> _Activity_: Copy the listing out exactly as shown.

-------- Information shown
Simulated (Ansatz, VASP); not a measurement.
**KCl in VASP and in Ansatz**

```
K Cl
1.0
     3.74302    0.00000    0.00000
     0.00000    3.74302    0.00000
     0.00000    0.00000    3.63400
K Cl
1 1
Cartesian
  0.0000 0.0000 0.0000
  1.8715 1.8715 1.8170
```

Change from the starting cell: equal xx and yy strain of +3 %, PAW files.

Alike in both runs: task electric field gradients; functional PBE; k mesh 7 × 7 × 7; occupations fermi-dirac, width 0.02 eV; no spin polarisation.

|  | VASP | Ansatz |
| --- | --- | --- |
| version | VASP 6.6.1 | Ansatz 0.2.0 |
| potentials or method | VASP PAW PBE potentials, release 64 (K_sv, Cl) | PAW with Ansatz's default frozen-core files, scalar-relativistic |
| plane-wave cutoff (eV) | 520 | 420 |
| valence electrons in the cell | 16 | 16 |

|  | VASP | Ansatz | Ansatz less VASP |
----------------

> _Task solution_:
Simulated (Ansatz, VASP); not a measurement.
**KCl in VASP and in Ansatz**

```
K Cl
1.0
     3.74302    0.00000    0.00000
     0.00000    3.74302    0.00000
     0.00000    0.00000    3.63400
K Cl
1 1
Cartesian
  0.0000 0.0000 0.0000
  1.8715 1.8715 1.8170
```

Change from the starting cell: equal xx and yy strain of +3 %, PAW files.

Alike in both runs: task electric field gradients; functional PBE; k mesh 7 × 7 × 7; occupations fermi-dirac, width 0.02 eV; no spin polarisation.

|  | VASP | Ansatz |
| --- | --- | --- |
| version | VASP 6.6.1 | Ansatz 0.2.0 |
| potentials or method | VASP PAW PBE potentials, release 64 (K_sv, Cl) | PAW with Ansatz's default frozen-core files, scalar-relativistic |
| plane-wave cutoff (eV) | 520 | 420 |
| valence electrons in the cell | 16 | 16 |

|  | VASP | Ansatz | Ansatz less VASP |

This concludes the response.